◆ Exercise ◆
What follows is a set of records; repeat all of them exactly.

◆ Data for analysis ◆
========

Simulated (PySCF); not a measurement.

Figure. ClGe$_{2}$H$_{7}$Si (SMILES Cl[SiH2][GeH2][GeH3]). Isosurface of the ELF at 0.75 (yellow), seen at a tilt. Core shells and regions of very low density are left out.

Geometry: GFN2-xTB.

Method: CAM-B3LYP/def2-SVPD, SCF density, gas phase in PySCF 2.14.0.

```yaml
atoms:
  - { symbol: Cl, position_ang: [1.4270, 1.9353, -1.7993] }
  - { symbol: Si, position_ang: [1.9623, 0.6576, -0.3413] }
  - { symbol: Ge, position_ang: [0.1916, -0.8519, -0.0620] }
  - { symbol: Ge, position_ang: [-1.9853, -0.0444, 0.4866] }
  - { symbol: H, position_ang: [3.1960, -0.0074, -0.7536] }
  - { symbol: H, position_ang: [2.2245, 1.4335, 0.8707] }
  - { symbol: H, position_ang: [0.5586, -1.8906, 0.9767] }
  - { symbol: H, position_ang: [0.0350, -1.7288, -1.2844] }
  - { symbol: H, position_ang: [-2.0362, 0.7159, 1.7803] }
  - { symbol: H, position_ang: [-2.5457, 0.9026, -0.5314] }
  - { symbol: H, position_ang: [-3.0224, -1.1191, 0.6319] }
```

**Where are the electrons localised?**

========

◆ Response box ◆
Simulated (PySCF); not a measurement.

Figure. ClGe$_{2}$H$_{7}$Si (SMILES Cl[SiH2][GeH2][GeH3]). Isosurface of the ELF at 0.75 (yellow), seen at a tilt. Core shells and regions of very low density are left out.

Geometry: GFN2-xTB.

Method: CAM-B3LYP/def2-SVPD, SCF density, gas phase in PySCF 2.14.0.

```yaml
atoms:
  - { symbol: Cl, position_ang: [1.4270, 1.9353, -1.7993] }
  - { symbol: Si, position_ang: [1.9623, 0.6576, -0.3413] }
  - { symbol: Ge, position_ang: [0.1916, -0.8519, -0.0620] }
  - { symbol: Ge, position_ang: [-1.9853, -0.0444, 0.4866] }
  - { symbol: H, position_ang: [3.1960, -0.0074, -0.7536] }
  - { symbol: H, position_ang: [2.2245, 1.4335, 0.8707] }
  - { symbol: H, position_ang: [0.5586, -1.8906, 0.9767] }
  - { symbol: H, position_ang: [0.0350, -1.7288, -1.2844] }
  - { symbol: H, position_ang: [-2.0362, 0.7159, 1.7803] }
  - { symbol: H, position_ang: [-2.5457, 0.9026, -0.5314] }
  - { symbol: H, position_ang: [-3.0224, -1.1191, 0.6319] }
```

**Where are the electrons localised?**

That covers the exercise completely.